───── GIVEN INFORMATION ─────
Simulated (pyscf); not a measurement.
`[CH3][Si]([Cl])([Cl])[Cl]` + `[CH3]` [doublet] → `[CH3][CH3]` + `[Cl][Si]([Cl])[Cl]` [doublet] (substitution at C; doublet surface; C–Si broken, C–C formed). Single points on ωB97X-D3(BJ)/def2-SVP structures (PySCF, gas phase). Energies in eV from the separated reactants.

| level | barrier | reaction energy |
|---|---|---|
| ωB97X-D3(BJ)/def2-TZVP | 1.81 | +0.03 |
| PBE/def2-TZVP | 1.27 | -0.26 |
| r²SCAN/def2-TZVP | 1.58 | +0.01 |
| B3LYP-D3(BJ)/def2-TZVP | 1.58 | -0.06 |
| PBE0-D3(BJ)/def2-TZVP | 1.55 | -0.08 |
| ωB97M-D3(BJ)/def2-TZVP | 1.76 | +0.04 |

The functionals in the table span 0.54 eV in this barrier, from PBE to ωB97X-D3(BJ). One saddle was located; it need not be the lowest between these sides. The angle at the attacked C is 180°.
─────

Output only an exact transcription of the lines above from the one with "1.58 | +0.01 |" up to and including the one with "1.76 | +0.04 |".

__TASK ANSWER__
| r²SCAN/def2-TZVP | 1.58 | +0.01 |
| B3LYP-D3(BJ)/def2-TZVP | 1.58 | -0.06 |
| PBE0-D3(BJ)/def2-TZVP | 1.55 | -0.08 |
| ωB97M-D3(BJ)/def2-TZVP | 1.76 | +0.04 |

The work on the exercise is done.